Action item:
Lines after the one containing "Aim: the Born" are to be omitted; print exactly each line from the start of the records up to and including it.

*** Opening Extracted information ***

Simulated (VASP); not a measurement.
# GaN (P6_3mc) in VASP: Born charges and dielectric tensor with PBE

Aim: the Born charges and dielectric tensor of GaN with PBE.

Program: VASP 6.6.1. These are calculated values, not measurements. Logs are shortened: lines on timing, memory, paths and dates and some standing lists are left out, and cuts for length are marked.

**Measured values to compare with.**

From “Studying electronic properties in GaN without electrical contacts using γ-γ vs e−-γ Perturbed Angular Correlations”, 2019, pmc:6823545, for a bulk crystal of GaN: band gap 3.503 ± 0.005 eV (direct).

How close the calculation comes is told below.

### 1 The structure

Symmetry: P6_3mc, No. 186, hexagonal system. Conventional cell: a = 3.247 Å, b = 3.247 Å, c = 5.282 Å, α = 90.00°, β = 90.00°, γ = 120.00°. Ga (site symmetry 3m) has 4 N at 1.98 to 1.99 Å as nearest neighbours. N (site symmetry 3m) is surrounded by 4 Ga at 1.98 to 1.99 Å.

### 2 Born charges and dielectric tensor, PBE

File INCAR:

*** Closing Extracted information ***

Your response:
Simulated (VASP); not a measurement.
# GaN (P6_3mc) in VASP: Born charges and dielectric tensor with PBE

Aim: the Born charges and dielectric tensor of GaN with PBE.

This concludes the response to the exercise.